WORK ORDER:
For the records below, output each line exactly as it appears, from the first through the line with "D (4.02 eV), B".

═══
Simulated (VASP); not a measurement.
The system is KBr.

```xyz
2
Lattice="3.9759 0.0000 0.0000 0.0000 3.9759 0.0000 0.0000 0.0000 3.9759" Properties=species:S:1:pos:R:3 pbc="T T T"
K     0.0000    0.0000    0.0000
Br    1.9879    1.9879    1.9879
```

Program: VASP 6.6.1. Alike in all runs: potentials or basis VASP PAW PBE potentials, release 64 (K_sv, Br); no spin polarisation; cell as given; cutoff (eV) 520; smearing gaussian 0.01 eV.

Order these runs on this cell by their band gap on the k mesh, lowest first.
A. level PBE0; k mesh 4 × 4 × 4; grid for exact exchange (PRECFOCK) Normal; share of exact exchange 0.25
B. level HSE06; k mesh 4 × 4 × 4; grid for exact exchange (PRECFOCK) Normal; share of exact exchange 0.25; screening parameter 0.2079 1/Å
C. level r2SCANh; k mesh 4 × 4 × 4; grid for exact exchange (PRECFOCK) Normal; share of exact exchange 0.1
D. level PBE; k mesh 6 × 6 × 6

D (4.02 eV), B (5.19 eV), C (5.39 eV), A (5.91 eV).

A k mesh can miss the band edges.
═══

EXERCISE SOLUTION:
Simulated (VASP); not a measurement.
The system is KBr.

```xyz
2
Lattice="3.9759 0.0000 0.0000 0.0000 3.9759 0.0000 0.0000 0.0000 3.9759" Properties=species:S:1:pos:R:3 pbc="T T T"
K     0.0000    0.0000    0.0000
Br    1.9879    1.9879    1.9879
```

Program: VASP 6.6.1. Alike in all runs: potentials or basis VASP PAW PBE potentials, release 64 (K_sv, Br); no spin polarisation; cell as given; cutoff (eV) 520; smearing gaussian 0.01 eV.

Order these runs on this cell by their band gap on the k mesh, lowest first.
A. level PBE0; k mesh 4 × 4 × 4; grid for exact exchange (PRECFOCK) Normal; share of exact exchange 0.25
B. level HSE06; k mesh 4 × 4 × 4; grid for exact exchange (PRECFOCK) Normal; share of exact exchange 0.25; screening parameter 0.2079 1/Å
C. level r2SCANh; k mesh 4 × 4 × 4; grid for exact exchange (PRECFOCK) Normal; share of exact exchange 0.1
D. level PBE; k mesh 6 × 6 × 6

D (4.02 eV), B (5.19 eV), C (5.39 eV), A (5.91 eV).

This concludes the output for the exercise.